==== Data to examine ====
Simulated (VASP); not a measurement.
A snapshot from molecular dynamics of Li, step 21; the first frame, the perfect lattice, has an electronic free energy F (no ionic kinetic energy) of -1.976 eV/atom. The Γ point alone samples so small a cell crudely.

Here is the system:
====

> Assignment
Only one stretch is wanted, so please give again exactly the lines from the start of the data through the line containing "A snapshot from", both ends included.

> Exercise response
Simulated (VASP); not a measurement.
A snapshot from molecular dynamics of Li, step 21; the first frame, the perfect lattice, has an electronic free energy F (no ionic kinetic energy) of -1.976 eV/atom. The Γ point alone samples so small a cell crudely.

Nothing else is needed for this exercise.